▶ EXERCISE
For the records below, output each line exactly as it appears, from the first through the line with "The structure comes".

▶ DATA FOR REVIEW
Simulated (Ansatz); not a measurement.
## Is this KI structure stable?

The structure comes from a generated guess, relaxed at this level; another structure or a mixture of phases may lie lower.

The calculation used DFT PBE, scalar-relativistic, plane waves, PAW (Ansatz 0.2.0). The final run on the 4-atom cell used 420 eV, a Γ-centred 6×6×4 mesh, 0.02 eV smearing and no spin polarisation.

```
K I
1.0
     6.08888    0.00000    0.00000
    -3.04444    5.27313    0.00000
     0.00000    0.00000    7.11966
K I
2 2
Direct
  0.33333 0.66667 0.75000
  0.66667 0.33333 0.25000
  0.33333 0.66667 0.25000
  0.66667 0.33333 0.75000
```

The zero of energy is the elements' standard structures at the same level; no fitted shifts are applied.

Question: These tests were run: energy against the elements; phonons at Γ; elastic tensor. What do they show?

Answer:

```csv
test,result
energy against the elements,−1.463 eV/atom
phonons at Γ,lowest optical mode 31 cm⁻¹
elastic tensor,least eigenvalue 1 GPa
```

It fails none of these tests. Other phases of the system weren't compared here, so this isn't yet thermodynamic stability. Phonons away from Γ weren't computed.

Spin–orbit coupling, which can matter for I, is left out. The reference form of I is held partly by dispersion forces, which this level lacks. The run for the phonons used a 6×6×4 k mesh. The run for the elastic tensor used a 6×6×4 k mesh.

▶ EXERCISE OUTPUT
Simulated (Ansatz); not a measurement.
## Is this KI structure stable?

The structure comes from a generated guess, relaxed at this level; another structure or a mixture of phases may lie lower.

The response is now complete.